========

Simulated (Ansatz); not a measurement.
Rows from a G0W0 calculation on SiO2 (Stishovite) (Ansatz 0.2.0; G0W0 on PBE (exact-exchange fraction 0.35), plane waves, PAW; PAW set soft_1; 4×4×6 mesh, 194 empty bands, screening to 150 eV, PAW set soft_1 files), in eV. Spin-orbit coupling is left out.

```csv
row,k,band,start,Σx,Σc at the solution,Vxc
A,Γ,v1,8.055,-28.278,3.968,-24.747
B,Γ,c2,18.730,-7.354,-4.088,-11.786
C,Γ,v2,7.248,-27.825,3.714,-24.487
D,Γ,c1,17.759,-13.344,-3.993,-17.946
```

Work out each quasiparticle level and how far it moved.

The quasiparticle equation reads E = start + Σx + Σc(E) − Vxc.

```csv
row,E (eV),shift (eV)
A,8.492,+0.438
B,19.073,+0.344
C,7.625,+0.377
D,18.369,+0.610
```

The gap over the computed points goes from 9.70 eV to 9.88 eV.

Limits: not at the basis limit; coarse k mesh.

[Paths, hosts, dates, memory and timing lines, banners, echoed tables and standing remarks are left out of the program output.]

========

Please, from the material above, copy only the lines from the line with "The gap over" up to and including the line with "Limits: not at", exactly as written.

Your response ::
The gap over the computed points goes from 9.70 eV to 9.88 eV.

Limits: not at the basis limit; coarse k mesh.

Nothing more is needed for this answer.